#### [DATA LISTING]
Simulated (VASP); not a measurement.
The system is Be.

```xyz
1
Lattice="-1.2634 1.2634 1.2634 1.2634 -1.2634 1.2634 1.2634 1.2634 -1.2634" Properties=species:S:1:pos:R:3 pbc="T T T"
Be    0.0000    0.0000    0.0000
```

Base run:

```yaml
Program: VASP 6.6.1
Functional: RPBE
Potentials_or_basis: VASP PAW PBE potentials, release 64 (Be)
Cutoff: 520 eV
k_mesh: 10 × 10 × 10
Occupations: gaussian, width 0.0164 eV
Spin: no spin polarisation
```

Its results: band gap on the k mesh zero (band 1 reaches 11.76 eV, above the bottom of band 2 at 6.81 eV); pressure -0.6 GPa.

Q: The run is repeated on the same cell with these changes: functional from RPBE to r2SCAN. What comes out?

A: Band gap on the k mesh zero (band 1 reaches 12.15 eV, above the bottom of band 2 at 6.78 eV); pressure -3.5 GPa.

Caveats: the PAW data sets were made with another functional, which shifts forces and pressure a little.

#### [ASSIGNED TASK]
Retype exactly, and only, the lines above from the one where "Its results: band" occurs up to and including the one where "A: Band gap" occurs.

#### [YOUR RESPONSE]
Its results: band gap on the k mesh zero (band 1 reaches 11.76 eV, above the bottom of band 2 at 6.81 eV); pressure -0.6 GPa.

Q: The run is repeated on the same cell with these changes: functional from RPBE to r2SCAN. What comes out?

A: Band gap on the k mesh zero (band 1 reaches 12.15 eV, above the bottom of band 2 at 6.78 eV); pressure -3.5 GPa.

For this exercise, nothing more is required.